◆ **Information provided**:
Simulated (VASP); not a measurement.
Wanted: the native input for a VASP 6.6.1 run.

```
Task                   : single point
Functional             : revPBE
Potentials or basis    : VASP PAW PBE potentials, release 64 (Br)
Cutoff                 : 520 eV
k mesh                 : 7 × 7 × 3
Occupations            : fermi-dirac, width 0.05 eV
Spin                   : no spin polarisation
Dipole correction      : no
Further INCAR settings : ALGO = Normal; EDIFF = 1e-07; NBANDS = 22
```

◆ **Task item**: Give back every entry, unchanged in any way.

◆ **Answer box**:
Simulated (VASP); not a measurement.
Wanted: the native input for a VASP 6.6.1 run.

```
Task                   : single point
Functional             : revPBE
Potentials or basis    : VASP PAW PBE potentials, release 64 (Br)
Cutoff                 : 520 eV
k mesh                 : 7 × 7 × 3
Occupations            : fermi-dirac, width 0.05 eV
Spin                   : no spin polarisation
Dipole correction      : no
Further INCAR settings : ALGO = Normal; EDIFF = 1e-07; NBANDS = 22
```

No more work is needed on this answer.